> **Supplied data**
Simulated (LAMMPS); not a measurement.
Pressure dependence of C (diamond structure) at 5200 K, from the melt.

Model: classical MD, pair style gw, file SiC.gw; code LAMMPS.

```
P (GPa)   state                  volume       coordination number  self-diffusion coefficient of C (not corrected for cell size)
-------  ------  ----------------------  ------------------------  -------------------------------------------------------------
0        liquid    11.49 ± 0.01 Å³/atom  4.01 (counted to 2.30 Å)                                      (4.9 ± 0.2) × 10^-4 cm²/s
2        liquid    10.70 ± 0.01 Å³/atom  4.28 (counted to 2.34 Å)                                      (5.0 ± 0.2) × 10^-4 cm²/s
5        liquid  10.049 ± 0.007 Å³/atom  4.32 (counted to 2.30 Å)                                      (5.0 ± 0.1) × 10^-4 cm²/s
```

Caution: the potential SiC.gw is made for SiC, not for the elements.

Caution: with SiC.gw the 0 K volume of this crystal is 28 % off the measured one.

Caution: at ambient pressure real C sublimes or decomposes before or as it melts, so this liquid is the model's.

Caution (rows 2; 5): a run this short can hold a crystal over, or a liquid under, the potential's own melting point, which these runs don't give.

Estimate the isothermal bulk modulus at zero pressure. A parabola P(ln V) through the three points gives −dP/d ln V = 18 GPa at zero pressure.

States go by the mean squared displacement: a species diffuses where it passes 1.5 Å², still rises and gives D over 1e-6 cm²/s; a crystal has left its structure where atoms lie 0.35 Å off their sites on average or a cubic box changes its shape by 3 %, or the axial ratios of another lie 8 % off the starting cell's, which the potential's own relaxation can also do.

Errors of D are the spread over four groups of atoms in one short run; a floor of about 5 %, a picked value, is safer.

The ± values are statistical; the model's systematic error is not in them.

> **Work item**
Start with the line above that contains "States go by" and end with the line that contains "Errors of D". Write out those lines exactly, and only those.

> **Reply**
States go by the mean squared displacement: a species diffuses where it passes 1.5 Å², still rises and gives D over 1e-6 cm²/s; a crystal has left its structure where atoms lie 0.35 Å off their sites on average or a cubic box changes its shape by 3 %, or the axial ratios of another lie 8 % off the starting cell's, which the potential's own relaxation can also do.

Errors of D are the spread over four groups of atoms in one short run; a floor of about 5 %, a picked value, is safer.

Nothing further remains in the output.